▸ Work request
Repeat the entire listing below exactly.

▸ Information given
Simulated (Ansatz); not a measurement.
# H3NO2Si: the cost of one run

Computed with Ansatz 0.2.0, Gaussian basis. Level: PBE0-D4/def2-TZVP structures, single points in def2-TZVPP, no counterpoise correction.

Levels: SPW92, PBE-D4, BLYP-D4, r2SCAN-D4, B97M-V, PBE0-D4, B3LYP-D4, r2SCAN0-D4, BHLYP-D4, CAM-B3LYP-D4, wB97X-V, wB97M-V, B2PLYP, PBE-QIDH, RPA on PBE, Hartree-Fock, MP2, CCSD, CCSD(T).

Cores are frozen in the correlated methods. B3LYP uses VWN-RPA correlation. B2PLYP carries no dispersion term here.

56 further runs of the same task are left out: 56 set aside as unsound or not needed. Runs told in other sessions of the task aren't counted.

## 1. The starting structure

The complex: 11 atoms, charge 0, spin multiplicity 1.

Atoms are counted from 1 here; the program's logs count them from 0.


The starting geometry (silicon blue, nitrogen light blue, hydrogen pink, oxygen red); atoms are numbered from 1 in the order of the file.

▸ Problem solution
Simulated (Ansatz); not a measurement.
# H3NO2Si: the cost of one run

Computed with Ansatz 0.2.0, Gaussian basis. Level: PBE0-D4/def2-TZVP structures, single points in def2-TZVPP, no counterpoise correction.

Levels: SPW92, PBE-D4, BLYP-D4, r2SCAN-D4, B97M-V, PBE0-D4, B3LYP-D4, r2SCAN0-D4, BHLYP-D4, CAM-B3LYP-D4, wB97X-V, wB97M-V, B2PLYP, PBE-QIDH, RPA on PBE, Hartree-Fock, MP2, CCSD, CCSD(T).

Cores are frozen in the correlated methods. B3LYP uses VWN-RPA correlation. B2PLYP carries no dispersion term here.

56 further runs of the same task are left out: 56 set aside as unsound or not needed. Runs told in other sessions of the task aren't counted.

## 1. The starting structure

The complex: 11 atoms, charge 0, spin multiplicity 1.

Atoms are counted from 1 here; the program's logs count them from 0.


The starting geometry (silicon blue, nitrogen light blue, hydrogen pink, oxygen red); atoms are numbered from 1 in the order of the file.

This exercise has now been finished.